[Data for review]
= Beginning of Section =

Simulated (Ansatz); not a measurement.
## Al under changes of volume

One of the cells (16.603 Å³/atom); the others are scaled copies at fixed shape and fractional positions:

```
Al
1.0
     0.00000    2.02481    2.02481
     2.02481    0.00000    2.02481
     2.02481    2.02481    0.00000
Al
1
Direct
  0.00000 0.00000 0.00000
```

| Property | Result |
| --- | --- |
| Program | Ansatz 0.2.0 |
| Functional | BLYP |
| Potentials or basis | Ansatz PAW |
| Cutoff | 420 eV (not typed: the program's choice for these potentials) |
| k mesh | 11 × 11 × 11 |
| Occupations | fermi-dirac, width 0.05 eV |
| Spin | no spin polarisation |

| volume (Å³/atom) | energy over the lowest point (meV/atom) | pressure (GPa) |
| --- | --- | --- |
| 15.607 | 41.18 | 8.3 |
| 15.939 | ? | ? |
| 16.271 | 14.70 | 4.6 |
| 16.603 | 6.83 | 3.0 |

= End of Section =

Copy the records above exactly as they appear.

Simulated (Ansatz); not a measurement.
## Al under changes of volume

One of the cells (16.603 Å³/atom); the others are scaled copies at fixed shape and fractional positions:

```
Al
1.0
     0.00000    2.02481    2.02481
     2.02481    0.00000    2.02481
     2.02481    2.02481    0.00000
Al
1
Direct
  0.00000 0.00000 0.00000
```

| Property | Result |
| --- | --- |
| Program | Ansatz 0.2.0 |
| Functional | BLYP |
| Potentials or basis | Ansatz PAW |
| Cutoff | 420 eV (not typed: the program's choice for these potentials) |
| k mesh | 11 × 11 × 11 |
| Occupations | fermi-dirac, width 0.05 eV |
| Spin | no spin polarisation |

| volume (Å³/atom) | energy over the lowest point (meV/atom) | pressure (GPa) |
| --- | --- | --- |
| 15.607 | 41.18 | 8.3 |
| 15.939 | ? | ? |
| 16.271 | 14.70 | 4.6 |
| 16.603 | 6.83 | 3.0 |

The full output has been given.